___
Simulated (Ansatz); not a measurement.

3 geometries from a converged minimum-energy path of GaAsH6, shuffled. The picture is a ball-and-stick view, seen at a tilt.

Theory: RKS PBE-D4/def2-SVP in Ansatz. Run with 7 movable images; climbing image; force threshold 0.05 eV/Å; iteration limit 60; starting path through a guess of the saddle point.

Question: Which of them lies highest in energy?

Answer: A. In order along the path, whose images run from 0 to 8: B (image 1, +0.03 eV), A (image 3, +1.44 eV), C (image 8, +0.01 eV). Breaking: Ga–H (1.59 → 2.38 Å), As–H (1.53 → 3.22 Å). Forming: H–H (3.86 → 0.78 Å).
___

• [Assigned task]
In the listing above, find the line containing "3 geometries from" and the line containing "Question: Which of", then retype both and every line between them exactly, with nothing else.

• [Written reply]
3 geometries from a converged minimum-energy path of GaAsH6, shuffled. The picture is a ball-and-stick view, seen at a tilt.

Theory: RKS PBE-D4/def2-SVP in Ansatz. Run with 7 movable images; climbing image; force threshold 0.05 eV/Å; iteration limit 60; starting path through a guess of the saddle point.

Question: Which of them lies highest in energy?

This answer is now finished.